◆ **SUPPLIED MATERIAL**
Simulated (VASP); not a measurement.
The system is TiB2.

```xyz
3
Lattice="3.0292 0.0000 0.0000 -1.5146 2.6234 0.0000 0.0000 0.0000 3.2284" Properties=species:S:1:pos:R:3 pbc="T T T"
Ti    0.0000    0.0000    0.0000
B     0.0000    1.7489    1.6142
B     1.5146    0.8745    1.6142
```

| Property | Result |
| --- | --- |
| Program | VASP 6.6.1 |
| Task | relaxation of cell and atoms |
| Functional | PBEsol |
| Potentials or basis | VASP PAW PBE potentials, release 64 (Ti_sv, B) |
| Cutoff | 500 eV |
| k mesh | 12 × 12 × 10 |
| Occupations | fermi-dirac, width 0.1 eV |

◆ **ACTIVITY**
A full, exact copy of the entries is the required answer.

◆ **RESPONSE BOX**
Simulated (VASP); not a measurement.
The system is TiB2.

```xyz
3
Lattice="3.0292 0.0000 0.0000 -1.5146 2.6234 0.0000 0.0000 0.0000 3.2284" Properties=species:S:1:pos:R:3 pbc="T T T"
Ti    0.0000    0.0000    0.0000
B     0.0000    1.7489    1.6142
B     1.5146    0.8745    1.6142
```

| Property | Result |
| --- | --- |
| Program | VASP 6.6.1 |
| Task | relaxation of cell and atoms |
| Functional | PBEsol |
| Potentials or basis | VASP PAW PBE potentials, release 64 (Ti_sv, B) |
| Cutoff | 500 eV |
| k mesh | 12 × 12 × 10 |
| Occupations | fermi-dirac, width 0.1 eV |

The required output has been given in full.